▶ Work request
Within the records below, reproduce without change the lines from the line that has "So far, transmission" through the line that has "Changed here: GFN1-xTB.", and only those.

▶ Supplied material
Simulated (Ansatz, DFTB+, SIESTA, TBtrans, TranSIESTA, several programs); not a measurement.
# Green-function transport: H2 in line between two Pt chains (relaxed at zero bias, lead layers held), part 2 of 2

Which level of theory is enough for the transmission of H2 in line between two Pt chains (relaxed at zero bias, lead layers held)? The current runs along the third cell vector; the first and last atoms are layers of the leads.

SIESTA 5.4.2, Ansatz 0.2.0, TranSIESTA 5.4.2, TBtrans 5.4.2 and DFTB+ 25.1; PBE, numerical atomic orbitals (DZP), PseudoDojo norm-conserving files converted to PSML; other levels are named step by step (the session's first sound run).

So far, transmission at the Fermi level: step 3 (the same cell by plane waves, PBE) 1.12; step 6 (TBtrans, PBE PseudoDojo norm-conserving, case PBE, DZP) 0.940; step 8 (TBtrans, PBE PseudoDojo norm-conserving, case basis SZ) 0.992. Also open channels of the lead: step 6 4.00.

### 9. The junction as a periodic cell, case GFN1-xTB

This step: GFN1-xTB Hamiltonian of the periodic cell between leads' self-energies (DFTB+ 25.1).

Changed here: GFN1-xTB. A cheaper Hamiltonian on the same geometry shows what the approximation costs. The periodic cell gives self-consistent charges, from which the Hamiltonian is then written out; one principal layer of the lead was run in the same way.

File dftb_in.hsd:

▶ Answer area
So far, transmission at the Fermi level: step 3 (the same cell by plane waves, PBE) 1.12; step 6 (TBtrans, PBE PseudoDojo norm-conserving, case PBE, DZP) 0.940; step 8 (TBtrans, PBE PseudoDojo norm-conserving, case basis SZ) 0.992. Also open channels of the lead: step 6 4.00.

### 9. The junction as a periodic cell, case GFN1-xTB

This step: GFN1-xTB Hamiltonian of the periodic cell between leads' self-energies (DFTB+ 25.1).

Changed here: GFN1-xTB. A cheaper Hamiltonian on the same geometry shows what the approximation costs. The periodic cell gives self-consistent charges, from which the Hamiltonian is then written out; one principal layer of the lead was run in the same way.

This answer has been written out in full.